→ REQUIRED ACTION: Although the data below holds other lines too, output only those from the line with "The numbers are" up to and including the line with "F-43m (216) |", exactly as they appear.

────────────────────
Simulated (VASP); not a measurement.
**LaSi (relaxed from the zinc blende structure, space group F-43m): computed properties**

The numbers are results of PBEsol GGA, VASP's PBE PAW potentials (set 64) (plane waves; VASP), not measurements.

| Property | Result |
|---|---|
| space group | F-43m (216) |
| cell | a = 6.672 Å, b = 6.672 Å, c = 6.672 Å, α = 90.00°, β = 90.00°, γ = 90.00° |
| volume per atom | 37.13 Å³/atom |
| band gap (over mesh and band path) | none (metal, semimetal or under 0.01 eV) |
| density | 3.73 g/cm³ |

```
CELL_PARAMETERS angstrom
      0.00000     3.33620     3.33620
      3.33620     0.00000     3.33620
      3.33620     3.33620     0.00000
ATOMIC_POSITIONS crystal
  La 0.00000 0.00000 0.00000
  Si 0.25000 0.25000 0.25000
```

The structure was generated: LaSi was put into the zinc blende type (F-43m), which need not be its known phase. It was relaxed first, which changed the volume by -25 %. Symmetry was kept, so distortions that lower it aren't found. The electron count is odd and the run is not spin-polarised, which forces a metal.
────────────────────

→ YOUR SOLUTION:
The numbers are results of PBEsol GGA, VASP's PBE PAW potentials (set 64) (plane waves; VASP), not measurements.

| Property | Result |
|---|---|
| space group | F-43m (216) |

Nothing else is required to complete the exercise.